DATA LISTING -
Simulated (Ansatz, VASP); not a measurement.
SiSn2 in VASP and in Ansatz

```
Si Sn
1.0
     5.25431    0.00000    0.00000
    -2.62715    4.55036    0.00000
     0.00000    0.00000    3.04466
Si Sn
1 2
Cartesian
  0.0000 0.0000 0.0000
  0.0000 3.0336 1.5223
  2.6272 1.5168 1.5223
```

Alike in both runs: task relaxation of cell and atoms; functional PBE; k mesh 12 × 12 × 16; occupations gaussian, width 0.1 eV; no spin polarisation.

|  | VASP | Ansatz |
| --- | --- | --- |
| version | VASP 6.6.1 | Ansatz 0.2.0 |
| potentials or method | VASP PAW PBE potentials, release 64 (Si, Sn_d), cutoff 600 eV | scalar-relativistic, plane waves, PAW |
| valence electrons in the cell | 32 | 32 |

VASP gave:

WORK INSTRUCTION -
If a line appears above, it belongs in your answer, printed exactly.

EXPECTED ANSWER -
Simulated (Ansatz, VASP); not a measurement.
SiSn2 in VASP and in Ansatz

```
Si Sn
1.0
     5.25431    0.00000    0.00000
    -2.62715    4.55036    0.00000
     0.00000    0.00000    3.04466
Si Sn
1 2
Cartesian
  0.0000 0.0000 0.0000
  0.0000 3.0336 1.5223
  2.6272 1.5168 1.5223
```

Alike in both runs: task relaxation of cell and atoms; functional PBE; k mesh 12 × 12 × 16; occupations gaussian, width 0.1 eV; no spin polarisation.

|  | VASP | Ansatz |
| --- | --- | --- |
| version | VASP 6.6.1 | Ansatz 0.2.0 |
| potentials or method | VASP PAW PBE potentials, release 64 (Si, Sn_d), cutoff 600 eV | scalar-relativistic, plane waves, PAW |
| valence electrons in the cell | 32 | 32 |

VASP gave:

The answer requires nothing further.